# ACTION ITEM
A line below contains "ρ and ρ″ are", and a later one contains "Densities are inputs, not". Repeat both, with every line between them, exactly.

▼▼▼

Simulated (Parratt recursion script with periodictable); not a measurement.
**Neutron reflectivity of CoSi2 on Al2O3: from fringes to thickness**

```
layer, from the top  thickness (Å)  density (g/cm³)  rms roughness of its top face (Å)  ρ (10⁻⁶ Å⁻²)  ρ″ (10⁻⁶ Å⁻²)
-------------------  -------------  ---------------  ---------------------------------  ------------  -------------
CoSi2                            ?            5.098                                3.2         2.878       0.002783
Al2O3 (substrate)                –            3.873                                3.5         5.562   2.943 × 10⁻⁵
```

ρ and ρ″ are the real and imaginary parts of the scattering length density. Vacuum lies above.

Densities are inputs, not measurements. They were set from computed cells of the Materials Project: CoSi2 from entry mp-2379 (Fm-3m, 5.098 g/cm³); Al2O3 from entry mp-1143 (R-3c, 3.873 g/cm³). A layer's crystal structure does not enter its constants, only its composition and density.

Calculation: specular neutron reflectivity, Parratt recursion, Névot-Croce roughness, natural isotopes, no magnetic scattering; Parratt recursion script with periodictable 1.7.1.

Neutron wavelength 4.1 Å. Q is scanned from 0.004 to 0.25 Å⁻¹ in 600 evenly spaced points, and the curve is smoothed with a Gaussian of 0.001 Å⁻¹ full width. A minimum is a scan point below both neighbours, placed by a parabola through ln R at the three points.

▲▲▲

# TASK RESULT
ρ and ρ″ are the real and imaginary parts of the scattering length density. Vacuum lies above.

Densities are inputs, not measurements. They were set from computed cells of the Materials Project: CoSi2 from entry mp-2379 (Fm-3m, 5.098 g/cm³); Al2O3 from entry mp-1143 (R-3c, 3.873 g/cm³). A layer's crystal structure does not enter its constants, only its composition and density.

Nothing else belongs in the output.